---------------

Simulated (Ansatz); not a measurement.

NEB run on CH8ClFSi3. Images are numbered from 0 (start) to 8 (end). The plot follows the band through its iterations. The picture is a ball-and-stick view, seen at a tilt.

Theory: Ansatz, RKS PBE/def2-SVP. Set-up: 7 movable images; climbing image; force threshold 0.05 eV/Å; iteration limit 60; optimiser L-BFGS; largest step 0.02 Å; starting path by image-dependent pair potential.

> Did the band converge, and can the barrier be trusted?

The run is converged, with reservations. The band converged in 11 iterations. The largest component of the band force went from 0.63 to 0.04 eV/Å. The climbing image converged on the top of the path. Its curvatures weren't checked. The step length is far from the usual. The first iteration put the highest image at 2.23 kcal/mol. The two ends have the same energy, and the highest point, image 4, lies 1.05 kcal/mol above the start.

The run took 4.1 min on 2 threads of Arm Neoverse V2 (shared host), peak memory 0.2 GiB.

---------------

[EXERCISE]
Each line of the records above, from the first through the one containing "NEB run on CH8ClFSi3.", is to be retyped exactly; no other line belongs.

[RESPONSE AREA]
Simulated (Ansatz); not a measurement.

NEB run on CH8ClFSi3. Images are numbered from 0 (start) to 8 (end). The plot follows the band through its iterations. The picture is a ball-and-stick view, seen at a tilt.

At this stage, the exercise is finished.